* **ACTIVITY**
Nothing beyond the line containing "Case: volume 31.697 Å^3/atom." should be printed; print each line exactly from the first line of the listing below through it.

* **STORED DATA**
━━━

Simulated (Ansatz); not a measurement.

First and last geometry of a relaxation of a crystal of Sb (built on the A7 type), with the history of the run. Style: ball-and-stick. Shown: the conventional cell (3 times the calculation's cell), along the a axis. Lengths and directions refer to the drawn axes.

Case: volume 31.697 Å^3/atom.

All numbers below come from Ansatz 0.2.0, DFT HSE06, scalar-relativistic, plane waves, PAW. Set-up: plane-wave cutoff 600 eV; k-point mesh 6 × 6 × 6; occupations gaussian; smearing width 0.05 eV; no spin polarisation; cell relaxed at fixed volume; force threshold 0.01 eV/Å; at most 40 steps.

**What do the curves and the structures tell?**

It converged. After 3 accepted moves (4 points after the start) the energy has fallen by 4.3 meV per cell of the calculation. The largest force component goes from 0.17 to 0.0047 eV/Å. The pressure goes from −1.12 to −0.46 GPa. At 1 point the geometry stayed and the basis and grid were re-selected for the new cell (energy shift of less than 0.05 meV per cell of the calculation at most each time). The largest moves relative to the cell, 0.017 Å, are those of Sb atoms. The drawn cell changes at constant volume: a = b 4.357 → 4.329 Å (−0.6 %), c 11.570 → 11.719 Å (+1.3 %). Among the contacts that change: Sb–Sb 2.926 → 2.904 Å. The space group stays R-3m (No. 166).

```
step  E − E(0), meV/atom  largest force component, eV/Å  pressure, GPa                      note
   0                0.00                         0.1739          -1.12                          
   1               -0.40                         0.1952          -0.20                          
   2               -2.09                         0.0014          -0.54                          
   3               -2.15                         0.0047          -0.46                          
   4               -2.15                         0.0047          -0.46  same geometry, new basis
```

━━━

* **PROBLEM SOLUTION**
Simulated (Ansatz); not a measurement.

First and last geometry of a relaxation of a crystal of Sb (built on the A7 type), with the history of the run. Style: ball-and-stick. Shown: the conventional cell (3 times the calculation's cell), along the a axis. Lengths and directions refer to the drawn axes.

Case: volume 31.697 Å^3/atom.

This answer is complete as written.